◇ ◇ ◇
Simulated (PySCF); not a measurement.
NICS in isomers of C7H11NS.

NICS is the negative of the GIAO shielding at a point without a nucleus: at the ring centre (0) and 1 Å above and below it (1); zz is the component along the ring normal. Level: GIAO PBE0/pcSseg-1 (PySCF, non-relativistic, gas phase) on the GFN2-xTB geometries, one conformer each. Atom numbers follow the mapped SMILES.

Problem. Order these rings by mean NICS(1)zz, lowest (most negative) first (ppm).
◇ ◇ ◇

Go through the listing above and restate it word for word.

Simulated (PySCF); not a measurement.
NICS in isomers of C7H11NS.

NICS is the negative of the GIAO shielding at a point without a nucleus: at the ring centre (0) and 1 Å above and below it (1); zz is the component along the ring normal. Level: GIAO PBE0/pcSseg-1 (PySCF, non-relativistic, gas phase) on the GFN2-xTB geometries, one conformer each. Atom numbers follow the mapped SMILES.

Problem. Order these rings by mean NICS(1)zz, lowest (most negative) first (ppm).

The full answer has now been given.